Data listing:

•••

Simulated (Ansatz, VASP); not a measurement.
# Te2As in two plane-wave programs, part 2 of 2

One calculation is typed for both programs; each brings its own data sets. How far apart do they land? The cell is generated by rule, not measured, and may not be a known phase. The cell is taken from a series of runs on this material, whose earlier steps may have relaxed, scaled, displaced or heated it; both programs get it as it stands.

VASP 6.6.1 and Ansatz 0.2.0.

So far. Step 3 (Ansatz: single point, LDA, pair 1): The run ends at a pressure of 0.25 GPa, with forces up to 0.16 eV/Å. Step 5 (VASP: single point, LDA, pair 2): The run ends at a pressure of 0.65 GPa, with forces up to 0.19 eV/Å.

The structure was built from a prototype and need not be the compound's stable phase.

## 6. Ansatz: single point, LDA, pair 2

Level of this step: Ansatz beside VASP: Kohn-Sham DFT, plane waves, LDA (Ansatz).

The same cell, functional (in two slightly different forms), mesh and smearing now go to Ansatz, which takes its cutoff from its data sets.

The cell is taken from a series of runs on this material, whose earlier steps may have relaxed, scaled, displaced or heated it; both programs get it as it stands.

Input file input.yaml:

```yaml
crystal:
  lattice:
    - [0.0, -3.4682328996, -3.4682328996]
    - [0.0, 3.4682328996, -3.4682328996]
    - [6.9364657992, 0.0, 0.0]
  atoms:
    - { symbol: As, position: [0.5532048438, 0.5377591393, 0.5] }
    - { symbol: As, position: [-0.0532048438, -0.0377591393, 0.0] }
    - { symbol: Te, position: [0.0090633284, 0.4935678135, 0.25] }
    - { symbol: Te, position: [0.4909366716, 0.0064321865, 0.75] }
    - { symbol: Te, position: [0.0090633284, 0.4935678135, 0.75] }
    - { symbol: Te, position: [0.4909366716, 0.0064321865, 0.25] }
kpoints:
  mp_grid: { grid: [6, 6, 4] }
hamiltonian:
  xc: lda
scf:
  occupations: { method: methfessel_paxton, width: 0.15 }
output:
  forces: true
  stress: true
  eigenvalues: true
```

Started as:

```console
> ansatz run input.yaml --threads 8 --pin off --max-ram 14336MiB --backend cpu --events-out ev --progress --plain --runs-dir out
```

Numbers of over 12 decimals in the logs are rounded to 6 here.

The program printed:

•••

Activity: Every line from the top of the material above through the line holding "# Te2As in two" should be reproduced word for word, and nothing beyond it.

Your solution:
Simulated (Ansatz, VASP); not a measurement.
# Te2As in two plane-wave programs, part 2 of 2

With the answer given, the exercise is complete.